**SUPPLIED INFORMATION:**
==*==

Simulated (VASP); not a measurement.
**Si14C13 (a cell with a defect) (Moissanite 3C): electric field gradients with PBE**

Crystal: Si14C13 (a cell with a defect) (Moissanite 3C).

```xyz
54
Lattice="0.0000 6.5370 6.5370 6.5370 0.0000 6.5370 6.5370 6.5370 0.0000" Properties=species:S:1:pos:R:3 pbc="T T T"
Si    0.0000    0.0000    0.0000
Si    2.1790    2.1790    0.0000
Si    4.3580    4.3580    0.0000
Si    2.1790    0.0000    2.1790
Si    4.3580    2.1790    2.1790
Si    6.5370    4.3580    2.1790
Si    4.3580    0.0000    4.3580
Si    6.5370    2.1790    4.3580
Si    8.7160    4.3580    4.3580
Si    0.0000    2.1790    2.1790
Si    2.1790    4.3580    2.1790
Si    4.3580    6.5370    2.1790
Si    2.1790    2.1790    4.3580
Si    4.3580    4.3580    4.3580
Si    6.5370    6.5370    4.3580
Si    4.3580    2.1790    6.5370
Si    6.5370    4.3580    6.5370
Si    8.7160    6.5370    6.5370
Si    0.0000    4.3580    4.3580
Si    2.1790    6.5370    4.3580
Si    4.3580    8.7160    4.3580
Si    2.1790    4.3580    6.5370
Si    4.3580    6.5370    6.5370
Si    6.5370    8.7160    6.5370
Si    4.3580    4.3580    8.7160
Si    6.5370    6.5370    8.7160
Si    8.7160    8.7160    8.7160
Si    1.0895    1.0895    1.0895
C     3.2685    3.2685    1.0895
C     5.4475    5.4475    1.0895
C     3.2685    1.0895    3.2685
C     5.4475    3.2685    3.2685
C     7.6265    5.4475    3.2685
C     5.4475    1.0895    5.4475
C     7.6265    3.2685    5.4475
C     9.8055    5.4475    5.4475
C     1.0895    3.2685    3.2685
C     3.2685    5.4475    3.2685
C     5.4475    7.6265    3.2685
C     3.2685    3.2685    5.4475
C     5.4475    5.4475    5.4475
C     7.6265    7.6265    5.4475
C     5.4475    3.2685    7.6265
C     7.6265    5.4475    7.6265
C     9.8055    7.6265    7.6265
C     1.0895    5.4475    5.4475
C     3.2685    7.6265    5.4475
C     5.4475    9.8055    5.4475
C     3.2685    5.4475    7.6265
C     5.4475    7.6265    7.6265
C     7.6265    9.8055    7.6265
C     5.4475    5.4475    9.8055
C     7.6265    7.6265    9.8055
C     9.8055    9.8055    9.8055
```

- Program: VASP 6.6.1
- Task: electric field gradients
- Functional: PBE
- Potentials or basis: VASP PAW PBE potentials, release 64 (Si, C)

==*==

**ASSIGNED TASK:** Send back exactly the lines of the listing above starting at the one with "- Program: VASP 6.6.1" and ending at the one with "- Functional: PBE", inclusive, and no others.

**EXERCISE ANSWER:**
- Program: VASP 6.6.1
- Task: electric field gradients
- Functional: PBE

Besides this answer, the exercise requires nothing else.